• • • •
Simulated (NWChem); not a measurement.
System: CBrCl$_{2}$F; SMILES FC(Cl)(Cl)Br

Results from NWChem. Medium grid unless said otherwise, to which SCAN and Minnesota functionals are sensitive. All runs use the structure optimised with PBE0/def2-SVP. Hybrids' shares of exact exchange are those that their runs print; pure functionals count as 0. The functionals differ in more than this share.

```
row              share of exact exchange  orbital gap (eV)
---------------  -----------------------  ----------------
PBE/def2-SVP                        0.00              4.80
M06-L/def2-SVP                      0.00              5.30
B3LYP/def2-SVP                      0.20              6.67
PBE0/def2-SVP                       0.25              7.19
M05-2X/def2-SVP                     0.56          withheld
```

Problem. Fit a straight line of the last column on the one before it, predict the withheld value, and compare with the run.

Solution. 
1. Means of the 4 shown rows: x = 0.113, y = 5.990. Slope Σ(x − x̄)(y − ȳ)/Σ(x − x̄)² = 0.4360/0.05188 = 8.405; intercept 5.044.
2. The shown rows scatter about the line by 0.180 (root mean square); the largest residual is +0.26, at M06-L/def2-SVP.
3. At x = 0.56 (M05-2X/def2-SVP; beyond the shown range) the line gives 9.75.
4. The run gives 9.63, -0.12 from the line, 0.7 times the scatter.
• • • •

Activity. The reply should hold only the lines from the beginning of the listing to the line with "3. At x = 0.56", both ends included, unchanged.

Answer box.
Simulated (NWChem); not a measurement.
System: CBrCl$_{2}$F; SMILES FC(Cl)(Cl)Br

Results from NWChem. Medium grid unless said otherwise, to which SCAN and Minnesota functionals are sensitive. All runs use the structure optimised with PBE0/def2-SVP. Hybrids' shares of exact exchange are those that their runs print; pure functionals count as 0. The functionals differ in more than this share.

```
row              share of exact exchange  orbital gap (eV)
---------------  -----------------------  ----------------
PBE/def2-SVP                        0.00              4.80
M06-L/def2-SVP                      0.00              5.30
B3LYP/def2-SVP                      0.20              6.67
PBE0/def2-SVP                       0.25              7.19
M05-2X/def2-SVP                     0.56          withheld
```

Problem. Fit a straight line of the last column on the one before it, predict the withheld value, and compare with the run.

Solution. 
1. Means of the 4 shown rows: x = 0.113, y = 5.990. Slope Σ(x − x̄)(y − ȳ)/Σ(x − x̄)² = 0.4360/0.05188 = 8.405; intercept 5.044.
2. The shown rows scatter about the line by 0.180 (root mean square); the largest residual is +0.26, at M06-L/def2-SVP.
3. At x = 0.56 (M05-2X/def2-SVP; beyond the shown range) the line gives 9.75.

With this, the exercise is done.